*** Opening of PROVIDED MATERIAL ***

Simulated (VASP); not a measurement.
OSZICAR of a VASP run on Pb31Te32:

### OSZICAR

*** Close of PROVIDED MATERIAL ***

ASSIGNMENT:
From the first line to the last, retype the records exactly.

TASK RESPONSE:
Simulated (VASP); not a measurement.
OSZICAR of a VASP run on Pb31Te32:

### OSZICAR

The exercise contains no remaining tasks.